- WORK INSTRUCTION: Starting at the first line of the records below, transcribe each line exactly, ending with the line that contains "Which combination of".

- EXTRACTED MATERIAL:
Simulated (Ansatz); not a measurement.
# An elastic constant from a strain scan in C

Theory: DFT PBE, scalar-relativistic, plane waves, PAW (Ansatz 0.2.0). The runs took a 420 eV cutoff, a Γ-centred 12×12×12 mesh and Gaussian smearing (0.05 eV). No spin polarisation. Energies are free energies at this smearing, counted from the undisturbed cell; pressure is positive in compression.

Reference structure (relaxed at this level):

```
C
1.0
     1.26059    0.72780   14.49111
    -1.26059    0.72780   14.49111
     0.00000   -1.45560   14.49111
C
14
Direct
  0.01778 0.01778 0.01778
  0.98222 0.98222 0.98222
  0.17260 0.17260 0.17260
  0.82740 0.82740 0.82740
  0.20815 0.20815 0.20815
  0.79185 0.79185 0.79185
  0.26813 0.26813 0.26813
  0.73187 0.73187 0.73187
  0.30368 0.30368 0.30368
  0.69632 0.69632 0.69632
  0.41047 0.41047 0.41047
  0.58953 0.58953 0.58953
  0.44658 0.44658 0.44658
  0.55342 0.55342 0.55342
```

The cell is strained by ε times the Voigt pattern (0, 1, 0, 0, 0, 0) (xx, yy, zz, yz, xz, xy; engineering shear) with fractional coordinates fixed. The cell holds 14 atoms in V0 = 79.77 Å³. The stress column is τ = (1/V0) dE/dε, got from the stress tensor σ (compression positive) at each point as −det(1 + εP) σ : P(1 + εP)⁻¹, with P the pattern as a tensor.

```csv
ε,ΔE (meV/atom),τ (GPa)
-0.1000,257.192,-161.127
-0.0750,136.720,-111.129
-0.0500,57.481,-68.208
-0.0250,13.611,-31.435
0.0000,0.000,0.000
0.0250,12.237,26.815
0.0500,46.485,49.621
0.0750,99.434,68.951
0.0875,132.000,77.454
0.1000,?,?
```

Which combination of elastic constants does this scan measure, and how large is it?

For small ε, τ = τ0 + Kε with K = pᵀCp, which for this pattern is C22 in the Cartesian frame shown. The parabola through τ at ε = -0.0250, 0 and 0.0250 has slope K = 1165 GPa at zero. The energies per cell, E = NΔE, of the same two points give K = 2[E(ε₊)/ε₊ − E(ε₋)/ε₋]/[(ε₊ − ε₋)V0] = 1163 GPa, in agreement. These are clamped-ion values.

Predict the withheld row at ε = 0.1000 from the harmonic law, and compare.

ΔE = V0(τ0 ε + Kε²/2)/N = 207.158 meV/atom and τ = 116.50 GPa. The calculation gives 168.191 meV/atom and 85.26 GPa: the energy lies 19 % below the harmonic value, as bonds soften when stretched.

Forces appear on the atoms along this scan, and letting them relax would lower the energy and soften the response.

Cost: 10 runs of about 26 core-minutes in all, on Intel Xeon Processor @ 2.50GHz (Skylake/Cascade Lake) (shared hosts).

- YOUR SOLUTION:
Simulated (Ansatz); not a measurement.
# An elastic constant from a strain scan in C

Theory: DFT PBE, scalar-relativistic, plane waves, PAW (Ansatz 0.2.0). The runs took a 420 eV cutoff, a Γ-centred 12×12×12 mesh and Gaussian smearing (0.05 eV). No spin polarisation. Energies are free energies at this smearing, counted from the undisturbed cell; pressure is positive in compression.

Reference structure (relaxed at this level):

```
C
1.0
     1.26059    0.72780   14.49111
    -1.26059    0.72780   14.49111
     0.00000   -1.45560   14.49111
C
14
Direct
  0.01778 0.01778 0.01778
  0.98222 0.98222 0.98222
  0.17260 0.17260 0.17260
  0.82740 0.82740 0.82740
  0.20815 0.20815 0.20815
  0.79185 0.79185 0.79185
  0.26813 0.26813 0.26813
  0.73187 0.73187 0.73187
  0.30368 0.30368 0.30368
  0.69632 0.69632 0.69632
  0.41047 0.41047 0.41047
  0.58953 0.58953 0.58953
  0.44658 0.44658 0.44658
  0.55342 0.55342 0.55342
```

The cell is strained by ε times the Voigt pattern (0, 1, 0, 0, 0, 0) (xx, yy, zz, yz, xz, xy; engineering shear) with fractional coordinates fixed. The cell holds 14 atoms in V0 = 79.77 Å³. The stress column is τ = (1/V0) dE/dε, got from the stress tensor σ (compression positive) at each point as −det(1 + εP) σ : P(1 + εP)⁻¹, with P the pattern as a tensor.

```csv
ε,ΔE (meV/atom),τ (GPa)
-0.1000,257.192,-161.127
-0.0750,136.720,-111.129
-0.0500,57.481,-68.208
-0.0250,13.611,-31.435
0.0000,0.000,0.000
0.0250,12.237,26.815
0.0500,46.485,49.621
0.0750,99.434,68.951
0.0875,132.000,77.454
0.1000,?,?
```

Which combination of elastic constants does this scan measure, and how large is it?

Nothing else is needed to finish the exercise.